_Source material:_
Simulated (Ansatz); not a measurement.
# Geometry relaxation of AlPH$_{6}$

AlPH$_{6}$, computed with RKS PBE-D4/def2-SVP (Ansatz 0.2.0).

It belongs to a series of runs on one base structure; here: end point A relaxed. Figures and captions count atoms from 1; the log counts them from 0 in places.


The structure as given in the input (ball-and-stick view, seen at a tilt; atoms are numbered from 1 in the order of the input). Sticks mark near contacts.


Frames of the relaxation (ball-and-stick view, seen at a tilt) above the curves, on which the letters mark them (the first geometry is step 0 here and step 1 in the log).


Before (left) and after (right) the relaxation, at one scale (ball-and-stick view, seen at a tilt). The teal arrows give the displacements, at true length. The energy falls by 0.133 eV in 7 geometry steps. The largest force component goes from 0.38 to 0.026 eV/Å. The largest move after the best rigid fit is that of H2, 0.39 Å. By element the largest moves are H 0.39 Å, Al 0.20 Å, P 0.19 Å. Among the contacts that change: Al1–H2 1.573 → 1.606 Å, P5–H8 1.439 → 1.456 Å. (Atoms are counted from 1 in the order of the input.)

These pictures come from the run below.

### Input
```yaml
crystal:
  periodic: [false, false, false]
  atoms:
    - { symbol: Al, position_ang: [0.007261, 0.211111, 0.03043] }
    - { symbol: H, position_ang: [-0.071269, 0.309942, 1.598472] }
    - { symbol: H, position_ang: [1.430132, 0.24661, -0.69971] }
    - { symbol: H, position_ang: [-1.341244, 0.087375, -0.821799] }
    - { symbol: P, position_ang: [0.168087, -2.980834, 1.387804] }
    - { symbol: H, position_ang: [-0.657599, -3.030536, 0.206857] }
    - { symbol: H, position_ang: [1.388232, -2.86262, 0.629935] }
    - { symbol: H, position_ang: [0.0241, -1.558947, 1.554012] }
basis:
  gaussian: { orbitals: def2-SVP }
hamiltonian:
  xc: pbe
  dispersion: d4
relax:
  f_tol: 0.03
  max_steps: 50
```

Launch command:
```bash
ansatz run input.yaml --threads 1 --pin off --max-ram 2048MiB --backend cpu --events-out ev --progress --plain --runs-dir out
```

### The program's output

_Action item:_
Each line from the top of the records down to the one with "It belongs to" must be retyped exactly; include both ends and nothing else.

_Reply:_
Simulated (Ansatz); not a measurement.
# Geometry relaxation of AlPH$_{6}$

AlPH$_{6}$, computed with RKS PBE-D4/def2-SVP (Ansatz 0.2.0).

It belongs to a series of runs on one base structure; here: end point A relaxed. Figures and captions count atoms from 1; the log counts them from 0 in places.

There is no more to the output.